Data under study:
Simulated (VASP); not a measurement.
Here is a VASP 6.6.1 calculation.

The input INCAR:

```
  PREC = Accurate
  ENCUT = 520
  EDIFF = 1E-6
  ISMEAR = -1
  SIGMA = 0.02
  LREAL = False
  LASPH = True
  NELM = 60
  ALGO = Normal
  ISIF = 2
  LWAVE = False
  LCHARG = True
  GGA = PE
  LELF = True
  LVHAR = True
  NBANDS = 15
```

Requirement: Above are the records; restate each one exactly.

Worked solution:
Simulated (VASP); not a measurement.
Here is a VASP 6.6.1 calculation.

The input INCAR:

```
  PREC = Accurate
  ENCUT = 520
  EDIFF = 1E-6
  ISMEAR = -1
  SIGMA = 0.02
  LREAL = False
  LASPH = True
  NELM = 60
  ALGO = Normal
  ISIF = 2
  LWAVE = False
  LCHARG = True
  GGA = PE
  LELF = True
  LVHAR = True
  NBANDS = 15
```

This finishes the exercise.